▸ Extracted data

···

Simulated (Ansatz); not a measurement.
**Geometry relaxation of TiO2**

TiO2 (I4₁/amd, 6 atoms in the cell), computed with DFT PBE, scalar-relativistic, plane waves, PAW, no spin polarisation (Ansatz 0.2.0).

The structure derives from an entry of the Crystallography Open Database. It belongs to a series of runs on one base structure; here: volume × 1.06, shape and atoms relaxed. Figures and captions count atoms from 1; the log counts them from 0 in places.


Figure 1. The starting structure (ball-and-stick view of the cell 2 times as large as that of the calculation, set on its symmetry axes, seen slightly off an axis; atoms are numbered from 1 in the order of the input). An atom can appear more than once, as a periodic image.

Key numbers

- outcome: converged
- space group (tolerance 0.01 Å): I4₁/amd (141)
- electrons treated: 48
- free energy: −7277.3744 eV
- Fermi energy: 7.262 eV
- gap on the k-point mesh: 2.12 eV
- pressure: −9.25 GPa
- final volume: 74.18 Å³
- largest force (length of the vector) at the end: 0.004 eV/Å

···

▸ Activity
From the first line to the last, return the data exactly.

▸ Written answer
Simulated (Ansatz); not a measurement.
**Geometry relaxation of TiO2**

TiO2 (I4₁/amd, 6 atoms in the cell), computed with DFT PBE, scalar-relativistic, plane waves, PAW, no spin polarisation (Ansatz 0.2.0).

The structure derives from an entry of the Crystallography Open Database. It belongs to a series of runs on one base structure; here: volume × 1.06, shape and atoms relaxed. Figures and captions count atoms from 1; the log counts them from 0 in places.


Figure 1. The starting structure (ball-and-stick view of the cell 2 times as large as that of the calculation, set on its symmetry axes, seen slightly off an axis; atoms are numbered from 1 in the order of the input). An atom can appear more than once, as a periodic image.

Key numbers

- outcome: converged
- space group (tolerance 0.01 Å): I4₁/amd (141)
- electrons treated: 48
- free energy: −7277.3744 eV
- Fermi energy: 7.262 eV
- gap on the k-point mesh: 2.12 eV
- pressure: −9.25 GPa
- final volume: 74.18 Å³
- largest force (length of the vector) at the end: 0.004 eV/Å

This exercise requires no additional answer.